Please write back every entry exactly, character for character.

========
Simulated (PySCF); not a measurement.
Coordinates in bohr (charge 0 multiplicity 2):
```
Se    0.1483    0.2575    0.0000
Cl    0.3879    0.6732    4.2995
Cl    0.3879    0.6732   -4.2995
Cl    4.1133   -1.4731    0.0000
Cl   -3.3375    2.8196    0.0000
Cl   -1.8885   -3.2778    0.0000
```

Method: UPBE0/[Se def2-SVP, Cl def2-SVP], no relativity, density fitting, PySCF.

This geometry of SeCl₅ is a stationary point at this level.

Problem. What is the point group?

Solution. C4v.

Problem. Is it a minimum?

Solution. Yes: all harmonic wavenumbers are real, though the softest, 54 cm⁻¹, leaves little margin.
========

• Task response:
Simulated (PySCF); not a measurement.
Coordinates in bohr (charge 0 multiplicity 2):
```
Se    0.1483    0.2575    0.0000
Cl    0.3879    0.6732    4.2995
Cl    0.3879    0.6732   -4.2995
Cl    4.1133   -1.4731    0.0000
Cl   -3.3375    2.8196    0.0000
Cl   -1.8885   -3.2778    0.0000
```

Method: UPBE0/[Se def2-SVP, Cl def2-SVP], no relativity, density fitting, PySCF.

This geometry of SeCl₅ is a stationary point at this level.

Problem. What is the point group?

Solution. C4v.

Problem. Is it a minimum?

Solution. Yes: all harmonic wavenumbers are real, though the softest, 54 cm⁻¹, leaves little margin.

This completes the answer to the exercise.